Segment Start: Extracted information
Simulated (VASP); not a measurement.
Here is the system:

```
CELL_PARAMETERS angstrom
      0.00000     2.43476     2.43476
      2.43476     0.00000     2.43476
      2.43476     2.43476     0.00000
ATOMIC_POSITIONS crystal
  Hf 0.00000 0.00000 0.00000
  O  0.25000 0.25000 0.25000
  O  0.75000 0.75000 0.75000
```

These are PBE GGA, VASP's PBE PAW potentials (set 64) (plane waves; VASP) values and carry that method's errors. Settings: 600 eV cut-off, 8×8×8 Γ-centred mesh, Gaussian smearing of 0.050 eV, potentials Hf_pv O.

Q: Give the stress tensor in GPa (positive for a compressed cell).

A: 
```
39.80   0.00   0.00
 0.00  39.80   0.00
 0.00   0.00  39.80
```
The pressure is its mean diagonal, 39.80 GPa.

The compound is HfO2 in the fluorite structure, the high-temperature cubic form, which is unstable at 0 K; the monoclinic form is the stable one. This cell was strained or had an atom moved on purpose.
Segment End: Extracted information

**Task item**
Once more, set down the full listing, verbatim.

**Reply**
Simulated (VASP); not a measurement.
Here is the system:

```
CELL_PARAMETERS angstrom
      0.00000     2.43476     2.43476
      2.43476     0.00000     2.43476
      2.43476     2.43476     0.00000
ATOMIC_POSITIONS crystal
  Hf 0.00000 0.00000 0.00000
  O  0.25000 0.25000 0.25000
  O  0.75000 0.75000 0.75000
```

These are PBE GGA, VASP's PBE PAW potentials (set 64) (plane waves; VASP) values and carry that method's errors. Settings: 600 eV cut-off, 8×8×8 Γ-centred mesh, Gaussian smearing of 0.050 eV, potentials Hf_pv O.

Q: Give the stress tensor in GPa (positive for a compressed cell).

A: 
```
39.80   0.00   0.00
 0.00  39.80   0.00
 0.00   0.00  39.80
```
The pressure is its mean diagonal, 39.80 GPa.

The compound is HfO2 in the fluorite structure, the high-temperature cubic form, which is unstable at 0 K; the monoclinic form is the stable one. This cell was strained or had an atom moved on purpose.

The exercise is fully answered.